Record set:
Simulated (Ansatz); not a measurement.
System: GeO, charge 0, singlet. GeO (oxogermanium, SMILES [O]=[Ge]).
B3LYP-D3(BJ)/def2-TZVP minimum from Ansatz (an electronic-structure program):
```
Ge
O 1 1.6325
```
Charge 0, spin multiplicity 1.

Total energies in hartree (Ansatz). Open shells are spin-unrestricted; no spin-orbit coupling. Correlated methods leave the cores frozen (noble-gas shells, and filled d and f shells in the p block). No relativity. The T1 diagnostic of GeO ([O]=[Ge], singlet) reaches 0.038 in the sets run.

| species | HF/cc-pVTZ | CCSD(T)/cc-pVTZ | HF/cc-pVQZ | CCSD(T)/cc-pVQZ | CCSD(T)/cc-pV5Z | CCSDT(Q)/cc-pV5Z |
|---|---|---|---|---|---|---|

Work instruction: Copy out the lines above exactly, beginning at the one that contains "System: GeO, charge" and ending at the one that contains "CCSD(T)/cc-pV5Z | CCSDT(Q)/cc-pV5Z |".

Exercise output:
System: GeO, charge 0, singlet. GeO (oxogermanium, SMILES [O]=[Ge]).
B3LYP-D3(BJ)/def2-TZVP minimum from Ansatz (an electronic-structure program):
```
Ge
O 1 1.6325
```
Charge 0, spin multiplicity 1.

Total energies in hartree (Ansatz). Open shells are spin-unrestricted; no spin-orbit coupling. Correlated methods leave the cores frozen (noble-gas shells, and filled d and f shells in the p block). No relativity. The T1 diagnostic of GeO ([O]=[Ge], singlet) reaches 0.038 in the sets run.

| species | HF/cc-pVTZ | CCSD(T)/cc-pVTZ | HF/cc-pVQZ | CCSD(T)/cc-pVQZ | CCSD(T)/cc-pV5Z | CCSDT(Q)/cc-pV5Z |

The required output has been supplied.